• • • •

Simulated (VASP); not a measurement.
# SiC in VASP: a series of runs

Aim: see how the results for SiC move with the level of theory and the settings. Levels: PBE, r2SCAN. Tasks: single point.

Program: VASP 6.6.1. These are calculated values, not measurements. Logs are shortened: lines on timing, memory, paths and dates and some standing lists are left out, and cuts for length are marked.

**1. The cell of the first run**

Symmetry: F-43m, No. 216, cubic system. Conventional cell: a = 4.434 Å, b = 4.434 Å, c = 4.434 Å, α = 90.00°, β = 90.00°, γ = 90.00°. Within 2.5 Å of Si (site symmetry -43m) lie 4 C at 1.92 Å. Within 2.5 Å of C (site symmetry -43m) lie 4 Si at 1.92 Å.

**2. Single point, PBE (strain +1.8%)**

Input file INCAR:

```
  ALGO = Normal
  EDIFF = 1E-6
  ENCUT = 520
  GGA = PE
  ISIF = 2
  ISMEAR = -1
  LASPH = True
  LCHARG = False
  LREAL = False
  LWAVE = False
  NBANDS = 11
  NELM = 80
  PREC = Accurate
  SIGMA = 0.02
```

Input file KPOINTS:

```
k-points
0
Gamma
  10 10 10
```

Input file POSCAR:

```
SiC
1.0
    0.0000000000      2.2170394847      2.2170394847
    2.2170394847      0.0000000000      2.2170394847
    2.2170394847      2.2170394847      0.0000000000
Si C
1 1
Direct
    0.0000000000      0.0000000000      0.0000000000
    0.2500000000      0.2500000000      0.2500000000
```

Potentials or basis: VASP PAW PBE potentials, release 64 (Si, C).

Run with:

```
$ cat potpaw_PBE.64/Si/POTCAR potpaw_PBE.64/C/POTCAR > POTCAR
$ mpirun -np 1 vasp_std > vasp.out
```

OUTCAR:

• • • •

* Assigned task
Quote the listing word for word from its first line through the line in which "PBE (strain +1.8%)**" appears.

* Your solution
Simulated (VASP); not a measurement.
# SiC in VASP: a series of runs

Aim: see how the results for SiC move with the level of theory and the settings. Levels: PBE, r2SCAN. Tasks: single point.

Program: VASP 6.6.1. These are calculated values, not measurements. Logs are shortened: lines on timing, memory, paths and dates and some standing lists are left out, and cuts for length are marked.

**1. The cell of the first run**

Symmetry: F-43m, No. 216, cubic system. Conventional cell: a = 4.434 Å, b = 4.434 Å, c = 4.434 Å, α = 90.00°, β = 90.00°, γ = 90.00°. Within 2.5 Å of Si (site symmetry -43m) lie 4 C at 1.92 Å. Within 2.5 Å of C (site symmetry -43m) lie 4 Si at 1.92 Å.

**2. Single point, PBE (strain +1.8%)**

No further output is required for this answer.